* [Work order] Return the lines below exactly as they appear, please, starting with the first and ending with the one that contains "An isothermal, constant-pressure".

Extracted material below:

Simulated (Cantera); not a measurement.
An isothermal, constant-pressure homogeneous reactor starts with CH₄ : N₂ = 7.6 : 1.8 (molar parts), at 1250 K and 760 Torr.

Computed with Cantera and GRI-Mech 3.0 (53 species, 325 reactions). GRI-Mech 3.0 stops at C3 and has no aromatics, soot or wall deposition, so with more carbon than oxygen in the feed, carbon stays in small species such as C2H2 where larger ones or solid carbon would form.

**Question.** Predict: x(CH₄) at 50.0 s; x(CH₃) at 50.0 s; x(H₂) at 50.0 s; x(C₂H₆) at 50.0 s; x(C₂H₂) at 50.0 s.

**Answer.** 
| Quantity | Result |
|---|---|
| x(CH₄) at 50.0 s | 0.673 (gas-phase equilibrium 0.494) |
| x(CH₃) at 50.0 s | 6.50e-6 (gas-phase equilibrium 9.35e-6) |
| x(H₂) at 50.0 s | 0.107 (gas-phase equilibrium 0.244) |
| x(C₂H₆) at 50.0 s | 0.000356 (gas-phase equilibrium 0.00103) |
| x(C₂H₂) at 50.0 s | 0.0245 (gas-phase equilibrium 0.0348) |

End of Extracted material.

* [Exercise result]
Simulated (Cantera); not a measurement.
An isothermal, constant-pressure homogeneous reactor starts with CH₄ : N₂ = 7.6 : 1.8 (molar parts), at 1250 K and 760 Torr.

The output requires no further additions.